Work instruction -> Copy the listing below line for line, from its opening line to the one with "the same points.", both included; stop there.

┌─ Data shown

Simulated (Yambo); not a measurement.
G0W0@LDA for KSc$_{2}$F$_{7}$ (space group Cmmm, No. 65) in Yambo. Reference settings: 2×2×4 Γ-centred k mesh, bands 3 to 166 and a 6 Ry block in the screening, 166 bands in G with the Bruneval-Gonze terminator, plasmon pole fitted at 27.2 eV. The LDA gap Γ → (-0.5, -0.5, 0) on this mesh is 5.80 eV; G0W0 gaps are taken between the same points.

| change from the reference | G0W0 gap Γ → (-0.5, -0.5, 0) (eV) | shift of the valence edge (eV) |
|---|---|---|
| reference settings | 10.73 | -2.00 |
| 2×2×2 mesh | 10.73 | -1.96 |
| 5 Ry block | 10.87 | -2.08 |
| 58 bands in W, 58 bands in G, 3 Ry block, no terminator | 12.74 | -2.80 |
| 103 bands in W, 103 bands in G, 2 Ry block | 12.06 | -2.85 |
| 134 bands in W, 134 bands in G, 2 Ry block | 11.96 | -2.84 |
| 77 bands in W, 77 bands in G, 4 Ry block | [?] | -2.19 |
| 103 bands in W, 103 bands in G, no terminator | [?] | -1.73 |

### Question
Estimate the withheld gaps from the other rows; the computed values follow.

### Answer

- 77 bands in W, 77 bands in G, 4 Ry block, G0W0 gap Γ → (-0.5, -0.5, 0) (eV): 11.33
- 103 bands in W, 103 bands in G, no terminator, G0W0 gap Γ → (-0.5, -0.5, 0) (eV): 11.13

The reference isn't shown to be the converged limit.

└─

Worked solution ->
Simulated (Yambo); not a measurement.
G0W0@LDA for KSc$_{2}$F$_{7}$ (space group Cmmm, No. 65) in Yambo. Reference settings: 2×2×4 Γ-centred k mesh, bands 3 to 166 and a 6 Ry block in the screening, 166 bands in G with the Bruneval-Gonze terminator, plasmon pole fitted at 27.2 eV. The LDA gap Γ → (-0.5, -0.5, 0) on this mesh is 5.80 eV; G0W0 gaps are taken between the same points.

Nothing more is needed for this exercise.